▶ [Task item]: Make a word-for-word copy of the entries below from their first line through the line with "Caveats: all runs", and add nothing.

▶ [Extracted data]:
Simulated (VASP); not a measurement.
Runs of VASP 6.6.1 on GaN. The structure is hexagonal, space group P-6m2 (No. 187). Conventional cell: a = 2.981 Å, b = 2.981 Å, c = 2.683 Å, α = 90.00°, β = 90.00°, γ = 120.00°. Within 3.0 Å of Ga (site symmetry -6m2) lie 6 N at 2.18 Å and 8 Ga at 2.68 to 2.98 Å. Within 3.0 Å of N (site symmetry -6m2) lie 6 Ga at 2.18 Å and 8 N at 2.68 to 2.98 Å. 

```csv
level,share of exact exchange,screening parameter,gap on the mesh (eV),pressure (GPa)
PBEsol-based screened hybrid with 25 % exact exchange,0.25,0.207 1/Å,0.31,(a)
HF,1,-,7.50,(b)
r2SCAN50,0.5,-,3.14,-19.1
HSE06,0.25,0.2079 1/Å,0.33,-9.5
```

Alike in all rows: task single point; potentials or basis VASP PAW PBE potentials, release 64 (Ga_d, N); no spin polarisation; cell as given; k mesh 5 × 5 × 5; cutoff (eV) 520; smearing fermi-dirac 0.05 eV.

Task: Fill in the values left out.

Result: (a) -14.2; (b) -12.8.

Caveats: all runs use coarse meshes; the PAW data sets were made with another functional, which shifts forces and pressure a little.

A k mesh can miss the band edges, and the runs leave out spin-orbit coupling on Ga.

▶ [Exercise response]:
Simulated (VASP); not a measurement.
Runs of VASP 6.6.1 on GaN. The structure is hexagonal, space group P-6m2 (No. 187). Conventional cell: a = 2.981 Å, b = 2.981 Å, c = 2.683 Å, α = 90.00°, β = 90.00°, γ = 120.00°. Within 3.0 Å of Ga (site symmetry -6m2) lie 6 N at 2.18 Å and 8 Ga at 2.68 to 2.98 Å. Within 3.0 Å of N (site symmetry -6m2) lie 6 Ga at 2.18 Å and 8 N at 2.68 to 2.98 Å. 

```csv
level,share of exact exchange,screening parameter,gap on the mesh (eV),pressure (GPa)
PBEsol-based screened hybrid with 25 % exact exchange,0.25,0.207 1/Å,0.31,(a)
HF,1,-,7.50,(b)
r2SCAN50,0.5,-,3.14,-19.1
HSE06,0.25,0.2079 1/Å,0.33,-9.5
```

Alike in all rows: task single point; potentials or basis VASP PAW PBE potentials, release 64 (Ga_d, N); no spin polarisation; cell as given; k mesh 5 × 5 × 5; cutoff (eV) 520; smearing fermi-dirac 0.05 eV.

Task: Fill in the values left out.

Result: (a) -14.2; (b) -12.8.

Caveats: all runs use coarse meshes; the PAW data sets were made with another functional, which shifts forces and pressure a little.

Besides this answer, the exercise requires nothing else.